• Extracted data:

▶

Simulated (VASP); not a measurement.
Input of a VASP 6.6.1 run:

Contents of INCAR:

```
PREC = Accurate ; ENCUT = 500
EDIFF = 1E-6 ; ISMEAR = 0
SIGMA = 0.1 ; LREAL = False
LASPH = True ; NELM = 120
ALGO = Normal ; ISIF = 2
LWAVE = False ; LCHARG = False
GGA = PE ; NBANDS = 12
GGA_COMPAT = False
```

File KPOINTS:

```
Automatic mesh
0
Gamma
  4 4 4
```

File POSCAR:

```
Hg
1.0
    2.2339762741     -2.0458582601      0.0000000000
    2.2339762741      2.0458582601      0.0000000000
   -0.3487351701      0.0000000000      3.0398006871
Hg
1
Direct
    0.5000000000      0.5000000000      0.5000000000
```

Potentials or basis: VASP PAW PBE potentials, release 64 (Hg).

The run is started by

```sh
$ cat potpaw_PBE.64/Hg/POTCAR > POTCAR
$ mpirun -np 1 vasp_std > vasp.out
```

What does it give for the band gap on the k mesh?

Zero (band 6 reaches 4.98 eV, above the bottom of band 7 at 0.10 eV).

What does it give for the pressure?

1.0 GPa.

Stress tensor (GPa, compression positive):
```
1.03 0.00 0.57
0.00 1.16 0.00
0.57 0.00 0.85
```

◀

• Assigned task:
Print the records again, exactly as they stand above.

• Response area:
Simulated (VASP); not a measurement.
Input of a VASP 6.6.1 run:

Contents of INCAR:

```
PREC = Accurate ; ENCUT = 500
EDIFF = 1E-6 ; ISMEAR = 0
SIGMA = 0.1 ; LREAL = False
LASPH = True ; NELM = 120
ALGO = Normal ; ISIF = 2
LWAVE = False ; LCHARG = False
GGA = PE ; NBANDS = 12
GGA_COMPAT = False
```

File KPOINTS:

```
Automatic mesh
0
Gamma
  4 4 4
```

File POSCAR:

```
Hg
1.0
    2.2339762741     -2.0458582601      0.0000000000
    2.2339762741      2.0458582601      0.0000000000
   -0.3487351701      0.0000000000      3.0398006871
Hg
1
Direct
    0.5000000000      0.5000000000      0.5000000000
```

Potentials or basis: VASP PAW PBE potentials, release 64 (Hg).

The run is started by

```sh
$ cat potpaw_PBE.64/Hg/POTCAR > POTCAR
$ mpirun -np 1 vasp_std > vasp.out
```

What does it give for the band gap on the k mesh?

Zero (band 6 reaches 4.98 eV, above the bottom of band 7 at 0.10 eV).

What does it give for the pressure?

1.0 GPa.

Stress tensor (GPa, compression positive):
```
1.03 0.00 0.57
0.00 1.16 0.00
0.57 0.00 0.85
```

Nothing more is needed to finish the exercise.